BRIEF: From the listing below, reproduce word for word the part that opens with the line containing "# Native point defects of Co2Si, part 2 of 7" and closes with the line containing "VASP 6.6.1, plane"; reproduce nothing else.

GIVEN RECORDS:
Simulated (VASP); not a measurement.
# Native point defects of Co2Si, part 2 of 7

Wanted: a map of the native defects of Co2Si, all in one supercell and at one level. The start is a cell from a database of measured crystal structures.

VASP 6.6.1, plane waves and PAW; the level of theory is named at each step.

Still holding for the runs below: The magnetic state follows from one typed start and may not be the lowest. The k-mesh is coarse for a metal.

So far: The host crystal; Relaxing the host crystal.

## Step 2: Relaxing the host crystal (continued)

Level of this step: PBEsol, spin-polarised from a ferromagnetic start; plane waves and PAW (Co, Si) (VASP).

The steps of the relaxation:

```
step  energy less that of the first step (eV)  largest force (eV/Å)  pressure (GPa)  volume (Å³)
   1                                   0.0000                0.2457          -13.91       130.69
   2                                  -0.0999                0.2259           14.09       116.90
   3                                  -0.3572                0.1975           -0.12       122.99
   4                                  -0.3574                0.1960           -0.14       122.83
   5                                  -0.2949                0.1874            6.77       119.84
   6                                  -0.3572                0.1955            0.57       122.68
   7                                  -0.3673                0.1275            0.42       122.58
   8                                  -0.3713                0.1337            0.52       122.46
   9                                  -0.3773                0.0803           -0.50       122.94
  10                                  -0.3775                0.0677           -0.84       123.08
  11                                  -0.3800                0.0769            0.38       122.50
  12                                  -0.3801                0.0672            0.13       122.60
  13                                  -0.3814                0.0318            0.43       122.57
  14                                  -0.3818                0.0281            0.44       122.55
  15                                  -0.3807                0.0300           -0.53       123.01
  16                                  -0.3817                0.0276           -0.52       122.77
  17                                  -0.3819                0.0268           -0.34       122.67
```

WRITTEN SOLUTION:
# Native point defects of Co2Si, part 2 of 7

Wanted: a map of the native defects of Co2Si, all in one supercell and at one level. The start is a cell from a database of measured crystal structures.

VASP 6.6.1, plane waves and PAW; the level of theory is named at each step.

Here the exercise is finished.